- **Excerpted data**

[Start of section]

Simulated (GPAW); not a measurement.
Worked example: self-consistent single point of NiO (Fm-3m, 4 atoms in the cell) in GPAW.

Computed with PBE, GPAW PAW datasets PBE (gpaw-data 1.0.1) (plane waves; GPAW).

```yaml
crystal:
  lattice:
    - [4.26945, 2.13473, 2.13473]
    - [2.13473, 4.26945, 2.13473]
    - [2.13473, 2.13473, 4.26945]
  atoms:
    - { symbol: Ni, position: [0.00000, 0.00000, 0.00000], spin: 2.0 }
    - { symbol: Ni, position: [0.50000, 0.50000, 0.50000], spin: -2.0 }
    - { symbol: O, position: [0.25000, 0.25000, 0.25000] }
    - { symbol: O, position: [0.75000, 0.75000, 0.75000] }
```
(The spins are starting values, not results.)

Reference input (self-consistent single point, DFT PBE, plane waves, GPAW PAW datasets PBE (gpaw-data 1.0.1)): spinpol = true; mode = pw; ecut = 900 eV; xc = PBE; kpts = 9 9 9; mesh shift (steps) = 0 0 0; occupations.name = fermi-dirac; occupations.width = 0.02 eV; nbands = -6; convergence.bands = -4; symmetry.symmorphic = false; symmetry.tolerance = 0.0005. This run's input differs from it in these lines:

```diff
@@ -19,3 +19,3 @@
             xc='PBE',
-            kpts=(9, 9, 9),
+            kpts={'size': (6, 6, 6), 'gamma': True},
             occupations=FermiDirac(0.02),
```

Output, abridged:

[End of section]

- **Action item**
Reproduce every line of the entries above, unchanged, from the very first one down to and including the line containing "(The spins are starting values, not results.)".

- **Written answer**
Simulated (GPAW); not a measurement.
Worked example: self-consistent single point of NiO (Fm-3m, 4 atoms in the cell) in GPAW.

Computed with PBE, GPAW PAW datasets PBE (gpaw-data 1.0.1) (plane waves; GPAW).

```yaml
crystal:
  lattice:
    - [4.26945, 2.13473, 2.13473]
    - [2.13473, 4.26945, 2.13473]
    - [2.13473, 2.13473, 4.26945]
  atoms:
    - { symbol: Ni, position: [0.00000, 0.00000, 0.00000], spin: 2.0 }
    - { symbol: Ni, position: [0.50000, 0.50000, 0.50000], spin: -2.0 }
    - { symbol: O, position: [0.25000, 0.25000, 0.25000] }
    - { symbol: O, position: [0.75000, 0.75000, 0.75000] }
```
(The spins are starting values, not results.)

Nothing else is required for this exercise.